**INFORMATION PROVIDED**:
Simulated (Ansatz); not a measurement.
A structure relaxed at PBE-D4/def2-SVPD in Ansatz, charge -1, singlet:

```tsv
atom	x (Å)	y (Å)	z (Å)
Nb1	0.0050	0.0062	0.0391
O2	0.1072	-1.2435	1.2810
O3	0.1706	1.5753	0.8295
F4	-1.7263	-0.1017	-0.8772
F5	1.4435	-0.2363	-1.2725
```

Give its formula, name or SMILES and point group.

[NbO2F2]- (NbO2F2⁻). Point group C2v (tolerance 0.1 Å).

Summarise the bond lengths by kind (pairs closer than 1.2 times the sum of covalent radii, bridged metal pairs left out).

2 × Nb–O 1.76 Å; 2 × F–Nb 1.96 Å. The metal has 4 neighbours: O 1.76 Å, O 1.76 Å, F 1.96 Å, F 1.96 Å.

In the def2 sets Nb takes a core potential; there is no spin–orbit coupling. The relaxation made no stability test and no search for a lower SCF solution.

**WORK INSTRUCTION**: What is needed is an exact copy of the lines from the start of the listing through the line where "2 × Nb–O 1.76" sits, please, both end lines included and nothing more.

**WORKED SOLUTION**:
Simulated (Ansatz); not a measurement.
A structure relaxed at PBE-D4/def2-SVPD in Ansatz, charge -1, singlet:

```tsv
atom	x (Å)	y (Å)	z (Å)
Nb1	0.0050	0.0062	0.0391
O2	0.1072	-1.2435	1.2810
O3	0.1706	1.5753	0.8295
F4	-1.7263	-0.1017	-0.8772
F5	1.4435	-0.2363	-1.2725
```

Give its formula, name or SMILES and point group.

[NbO2F2]- (NbO2F2⁻). Point group C2v (tolerance 0.1 Å).

Summarise the bond lengths by kind (pairs closer than 1.2 times the sum of covalent radii, bridged metal pairs left out).

2 × Nb–O 1.76 Å; 2 × F–Nb 1.96 Å. The metal has 4 neighbours: O 1.76 Å, O 1.76 Å, F 1.96 Å, F 1.96 Å.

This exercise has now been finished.